▬▬▬▬▬▬▬▬▬▬

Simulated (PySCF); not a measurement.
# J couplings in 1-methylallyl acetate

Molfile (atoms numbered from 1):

▬▬▬▬▬▬▬▬▬▬

• _Work item_:
All of the data is to be written out again, word for word.

• _Answer section_:
Simulated (PySCF); not a measurement.
# J couplings in 1-methylallyl acetate

Molfile (atoms numbered from 1):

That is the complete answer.